▶

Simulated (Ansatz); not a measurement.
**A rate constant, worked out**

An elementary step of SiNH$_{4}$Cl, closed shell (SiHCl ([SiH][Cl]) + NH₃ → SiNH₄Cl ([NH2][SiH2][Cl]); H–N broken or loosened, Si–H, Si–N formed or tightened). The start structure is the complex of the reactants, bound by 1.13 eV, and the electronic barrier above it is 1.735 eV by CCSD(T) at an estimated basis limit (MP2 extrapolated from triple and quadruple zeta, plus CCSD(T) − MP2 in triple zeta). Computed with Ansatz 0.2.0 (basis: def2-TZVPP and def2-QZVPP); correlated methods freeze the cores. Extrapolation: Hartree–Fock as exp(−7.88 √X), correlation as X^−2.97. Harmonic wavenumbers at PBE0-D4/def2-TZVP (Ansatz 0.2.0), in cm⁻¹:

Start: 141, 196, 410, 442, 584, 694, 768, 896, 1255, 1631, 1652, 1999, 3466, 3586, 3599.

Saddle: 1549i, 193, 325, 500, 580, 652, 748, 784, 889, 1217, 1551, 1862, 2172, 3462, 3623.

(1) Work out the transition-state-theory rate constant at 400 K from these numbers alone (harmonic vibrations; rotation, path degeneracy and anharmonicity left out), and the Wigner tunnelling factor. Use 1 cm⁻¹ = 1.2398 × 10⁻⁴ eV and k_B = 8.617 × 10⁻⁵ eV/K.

◀

§ **Brief**
Exactly as written, please reproduce the lines from the first line of the data to the line containing "constant, worked out**", inclusive, and nothing else.

§ **Written response**
Simulated (Ansatz); not a measurement.
**A rate constant, worked out**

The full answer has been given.